*** RECORDS PROVIDED Section Begins ***
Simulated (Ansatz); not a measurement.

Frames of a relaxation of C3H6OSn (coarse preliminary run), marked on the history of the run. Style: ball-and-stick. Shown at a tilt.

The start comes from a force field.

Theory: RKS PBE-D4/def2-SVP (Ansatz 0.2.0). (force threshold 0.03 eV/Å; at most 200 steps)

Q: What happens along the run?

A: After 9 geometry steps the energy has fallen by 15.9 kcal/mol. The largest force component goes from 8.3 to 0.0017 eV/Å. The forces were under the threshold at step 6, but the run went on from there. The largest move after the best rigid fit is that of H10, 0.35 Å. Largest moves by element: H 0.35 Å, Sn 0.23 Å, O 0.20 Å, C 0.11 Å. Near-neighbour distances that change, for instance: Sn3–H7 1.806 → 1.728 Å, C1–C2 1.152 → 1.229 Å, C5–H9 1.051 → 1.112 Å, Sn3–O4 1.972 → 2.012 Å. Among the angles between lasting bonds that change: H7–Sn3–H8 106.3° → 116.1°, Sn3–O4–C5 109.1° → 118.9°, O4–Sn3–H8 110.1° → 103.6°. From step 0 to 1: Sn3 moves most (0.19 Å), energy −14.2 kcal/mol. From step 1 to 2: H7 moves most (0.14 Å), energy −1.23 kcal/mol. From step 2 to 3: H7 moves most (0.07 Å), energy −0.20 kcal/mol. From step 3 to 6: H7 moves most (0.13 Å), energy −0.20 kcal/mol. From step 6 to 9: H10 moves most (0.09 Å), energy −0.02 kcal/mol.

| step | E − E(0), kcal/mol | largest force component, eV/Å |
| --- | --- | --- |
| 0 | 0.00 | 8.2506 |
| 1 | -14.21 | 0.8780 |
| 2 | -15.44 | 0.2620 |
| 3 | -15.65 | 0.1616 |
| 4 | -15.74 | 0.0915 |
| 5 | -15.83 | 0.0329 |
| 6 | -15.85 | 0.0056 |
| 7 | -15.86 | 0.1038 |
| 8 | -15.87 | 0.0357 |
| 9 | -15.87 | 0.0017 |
*** RECORDS PROVIDED Section Ends ***

● **TASK ITEM**: From the entries above, extract only the lines running from the one containing "-15.44 | 0.2620 |" through the one containing "-15.87 | 0.0357 |", inclusive.

● **RESPONSE AREA**:
| 2 | -15.44 | 0.2620 |
| 3 | -15.65 | 0.1616 |
| 4 | -15.74 | 0.0915 |
| 5 | -15.83 | 0.0329 |
| 6 | -15.85 | 0.0056 |
| 7 | -15.86 | 0.1038 |
| 8 | -15.87 | 0.0357 |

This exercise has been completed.